Work task:
Since only part of the material below is wanted, output exactly the lines from the one with "Potentials or basis: VASP" up to and including the one with "Question: How long".

§ §
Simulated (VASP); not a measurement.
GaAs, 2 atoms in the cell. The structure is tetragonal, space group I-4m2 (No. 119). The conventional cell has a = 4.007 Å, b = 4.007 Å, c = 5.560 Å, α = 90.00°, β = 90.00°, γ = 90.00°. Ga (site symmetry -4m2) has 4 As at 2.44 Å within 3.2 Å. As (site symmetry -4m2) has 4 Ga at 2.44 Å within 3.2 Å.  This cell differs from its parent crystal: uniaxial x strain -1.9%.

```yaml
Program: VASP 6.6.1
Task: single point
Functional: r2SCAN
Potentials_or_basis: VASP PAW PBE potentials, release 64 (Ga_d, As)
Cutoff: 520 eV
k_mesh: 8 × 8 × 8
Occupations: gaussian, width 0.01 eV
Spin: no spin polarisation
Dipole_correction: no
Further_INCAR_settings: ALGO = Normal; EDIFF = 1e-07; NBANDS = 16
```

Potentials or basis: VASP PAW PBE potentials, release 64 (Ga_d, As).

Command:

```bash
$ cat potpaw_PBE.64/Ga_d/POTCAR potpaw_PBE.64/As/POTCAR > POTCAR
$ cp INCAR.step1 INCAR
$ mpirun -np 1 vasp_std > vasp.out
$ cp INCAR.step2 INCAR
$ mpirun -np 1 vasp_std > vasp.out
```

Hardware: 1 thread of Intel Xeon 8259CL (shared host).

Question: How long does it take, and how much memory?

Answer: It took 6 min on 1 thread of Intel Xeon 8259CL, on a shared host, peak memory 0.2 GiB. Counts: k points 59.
§ §

Task answer:
Potentials or basis: VASP PAW PBE potentials, release 64 (Ga_d, As).

Command:

```bash
$ cat potpaw_PBE.64/Ga_d/POTCAR potpaw_PBE.64/As/POTCAR > POTCAR
$ cp INCAR.step1 INCAR
$ mpirun -np 1 vasp_std > vasp.out
$ cp INCAR.step2 INCAR
$ mpirun -np 1 vasp_std > vasp.out
```

Hardware: 1 thread of Intel Xeon 8259CL (shared host).

Question: How long does it take, and how much memory?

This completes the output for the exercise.